* WORK INSTRUCTION *
Please return each line of the listing below exactly as written.

* MATERIAL SHOWN *
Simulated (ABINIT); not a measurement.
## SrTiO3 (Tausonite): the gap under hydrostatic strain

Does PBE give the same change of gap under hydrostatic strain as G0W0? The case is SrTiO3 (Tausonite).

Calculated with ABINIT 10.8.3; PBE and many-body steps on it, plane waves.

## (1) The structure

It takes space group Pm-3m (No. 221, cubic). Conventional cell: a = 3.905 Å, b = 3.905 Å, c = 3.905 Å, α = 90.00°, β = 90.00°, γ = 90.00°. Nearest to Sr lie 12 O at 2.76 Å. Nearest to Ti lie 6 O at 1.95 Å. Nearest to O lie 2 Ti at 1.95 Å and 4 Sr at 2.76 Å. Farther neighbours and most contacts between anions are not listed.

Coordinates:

* WORKED SOLUTION *
Simulated (ABINIT); not a measurement.
## SrTiO3 (Tausonite): the gap under hydrostatic strain

Does PBE give the same change of gap under hydrostatic strain as G0W0? The case is SrTiO3 (Tausonite).

Calculated with ABINIT 10.8.3; PBE and many-body steps on it, plane waves.

## (1) The structure

It takes space group Pm-3m (No. 221, cubic). Conventional cell: a = 3.905 Å, b = 3.905 Å, c = 3.905 Å, α = 90.00°, β = 90.00°, γ = 90.00°. Nearest to Sr lie 12 O at 2.76 Å. Nearest to Ti lie 6 O at 1.95 Å. Nearest to O lie 2 Ti at 1.95 Å and 4 Sr at 2.76 Å. Farther neighbours and most contacts between anions are not listed.

Coordinates:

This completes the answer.